> [Required action] Word for word, restate each entry in the listing below.

> [Dataset extract]
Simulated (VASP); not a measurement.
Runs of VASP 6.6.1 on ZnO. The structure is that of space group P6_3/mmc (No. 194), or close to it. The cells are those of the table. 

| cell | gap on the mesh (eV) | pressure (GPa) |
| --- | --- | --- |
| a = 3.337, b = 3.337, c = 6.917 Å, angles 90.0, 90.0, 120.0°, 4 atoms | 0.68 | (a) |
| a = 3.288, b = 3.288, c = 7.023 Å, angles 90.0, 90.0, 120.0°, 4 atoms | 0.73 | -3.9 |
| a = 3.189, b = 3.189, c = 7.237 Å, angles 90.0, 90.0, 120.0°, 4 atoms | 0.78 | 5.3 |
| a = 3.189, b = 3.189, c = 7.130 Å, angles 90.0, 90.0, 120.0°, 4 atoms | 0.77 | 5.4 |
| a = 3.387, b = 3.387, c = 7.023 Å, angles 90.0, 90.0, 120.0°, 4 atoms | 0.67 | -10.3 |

> [Answer area]
Simulated (VASP); not a measurement.
Runs of VASP 6.6.1 on ZnO. The structure is that of space group P6_3/mmc (No. 194), or close to it. The cells are those of the table. 

| cell | gap on the mesh (eV) | pressure (GPa) |
| --- | --- | --- |
| a = 3.337, b = 3.337, c = 6.917 Å, angles 90.0, 90.0, 120.0°, 4 atoms | 0.68 | (a) |
| a = 3.288, b = 3.288, c = 7.023 Å, angles 90.0, 90.0, 120.0°, 4 atoms | 0.73 | -3.9 |
| a = 3.189, b = 3.189, c = 7.237 Å, angles 90.0, 90.0, 120.0°, 4 atoms | 0.78 | 5.3 |
| a = 3.189, b = 3.189, c = 7.130 Å, angles 90.0, 90.0, 120.0°, 4 atoms | 0.77 | 5.4 |
| a = 3.387, b = 3.387, c = 7.023 Å, angles 90.0, 90.0, 120.0°, 4 atoms | 0.67 | -10.3 |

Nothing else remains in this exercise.